*** Opening of STORED DATA ***
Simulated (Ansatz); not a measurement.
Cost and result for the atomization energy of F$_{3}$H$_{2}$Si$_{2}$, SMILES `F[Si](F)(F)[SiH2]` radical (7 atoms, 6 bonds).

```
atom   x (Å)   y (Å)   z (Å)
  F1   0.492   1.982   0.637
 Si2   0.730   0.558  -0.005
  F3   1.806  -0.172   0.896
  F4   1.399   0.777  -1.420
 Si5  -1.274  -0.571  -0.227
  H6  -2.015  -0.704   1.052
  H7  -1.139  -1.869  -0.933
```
*** Close of STORED DATA ***

ACTIVITY: Output each entry once again, exactly as shown above.

EXERCISE ANSWER:
Simulated (Ansatz); not a measurement.
Cost and result for the atomization energy of F$_{3}$H$_{2}$Si$_{2}$, SMILES `F[Si](F)(F)[SiH2]` radical (7 atoms, 6 bonds).

```
atom   x (Å)   y (Å)   z (Å)
  F1   0.492   1.982   0.637
 Si2   0.730   0.558  -0.005
  F3   1.806  -0.172   0.896
  F4   1.399   0.777  -1.420
 Si5  -1.274  -0.571  -0.227
  H6  -2.015  -0.704   1.052
  H7  -1.139  -1.869  -0.933
```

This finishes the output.